────────

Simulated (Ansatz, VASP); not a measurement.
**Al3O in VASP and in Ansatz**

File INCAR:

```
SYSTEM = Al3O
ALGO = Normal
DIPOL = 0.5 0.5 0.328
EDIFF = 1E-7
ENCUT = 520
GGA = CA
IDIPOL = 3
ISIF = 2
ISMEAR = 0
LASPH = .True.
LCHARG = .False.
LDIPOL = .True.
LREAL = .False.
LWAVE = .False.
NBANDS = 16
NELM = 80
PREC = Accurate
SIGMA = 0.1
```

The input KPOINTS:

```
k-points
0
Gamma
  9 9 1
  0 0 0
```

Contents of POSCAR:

────────

Exercise:
Retype each line of the data exactly as it reads.

Written solution:
Simulated (Ansatz, VASP); not a measurement.
**Al3O in VASP and in Ansatz**

File INCAR:

```
SYSTEM = Al3O
ALGO = Normal
DIPOL = 0.5 0.5 0.328
EDIFF = 1E-7
ENCUT = 520
GGA = CA
IDIPOL = 3
ISIF = 2
ISMEAR = 0
LASPH = .True.
LCHARG = .False.
LDIPOL = .True.
LREAL = .False.
LWAVE = .False.
NBANDS = 16
NELM = 80
PREC = Accurate
SIGMA = 0.1
```

The input KPOINTS:

```
k-points
0
Gamma
  9 9 1
  0 0 0
```

Contents of POSCAR:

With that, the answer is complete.